→ **Work instruction**:
Every entry that follows should be reproduced exactly.

→ **Listed entries**:
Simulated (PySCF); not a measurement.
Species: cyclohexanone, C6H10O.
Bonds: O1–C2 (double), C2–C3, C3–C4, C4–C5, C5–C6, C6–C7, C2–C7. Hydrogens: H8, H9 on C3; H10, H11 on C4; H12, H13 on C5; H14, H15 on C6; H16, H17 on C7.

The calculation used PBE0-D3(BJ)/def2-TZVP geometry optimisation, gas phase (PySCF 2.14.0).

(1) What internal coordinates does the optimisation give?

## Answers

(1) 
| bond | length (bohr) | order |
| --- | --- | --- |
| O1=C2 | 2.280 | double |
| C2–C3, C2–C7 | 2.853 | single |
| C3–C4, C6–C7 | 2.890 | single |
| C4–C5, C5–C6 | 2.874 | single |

→ **Task response**:
Simulated (PySCF); not a measurement.
Species: cyclohexanone, C6H10O.
Bonds: O1–C2 (double), C2–C3, C3–C4, C4–C5, C5–C6, C6–C7, C2–C7. Hydrogens: H8, H9 on C3; H10, H11 on C4; H12, H13 on C5; H14, H15 on C6; H16, H17 on C7.

The calculation used PBE0-D3(BJ)/def2-TZVP geometry optimisation, gas phase (PySCF 2.14.0).

(1) What internal coordinates does the optimisation give?

## Answers

(1) 
| bond | length (bohr) | order |
| --- | --- | --- |
| O1=C2 | 2.280 | double |
| C2–C3, C2–C7 | 2.853 | single |
| C3–C4, C6–C7 | 2.890 | single |
| C4–C5, C5–C6 | 2.874 | single |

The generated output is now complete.